Action item: In the entries that follow, find the line containing "8.6 | C | 27.4 |"; from there, copy every line exactly through the line containing "0.75 | C | 91.7 |".

Data:
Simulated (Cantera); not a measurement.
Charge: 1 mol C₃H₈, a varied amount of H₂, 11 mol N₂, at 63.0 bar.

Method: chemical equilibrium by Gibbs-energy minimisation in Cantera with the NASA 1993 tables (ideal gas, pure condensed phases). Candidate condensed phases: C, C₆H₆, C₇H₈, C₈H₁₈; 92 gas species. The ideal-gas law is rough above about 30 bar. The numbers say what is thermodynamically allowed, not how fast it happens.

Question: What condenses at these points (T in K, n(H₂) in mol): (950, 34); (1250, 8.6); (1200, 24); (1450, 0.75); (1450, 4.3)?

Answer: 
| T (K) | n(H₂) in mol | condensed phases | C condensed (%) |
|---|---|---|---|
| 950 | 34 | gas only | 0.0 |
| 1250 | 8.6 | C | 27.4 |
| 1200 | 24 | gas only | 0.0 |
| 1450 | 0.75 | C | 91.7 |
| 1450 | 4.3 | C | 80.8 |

Exercise solution:
| 1250 | 8.6 | C | 27.4 |
| 1200 | 24 | gas only | 0.0 |
| 1450 | 0.75 | C | 91.7 |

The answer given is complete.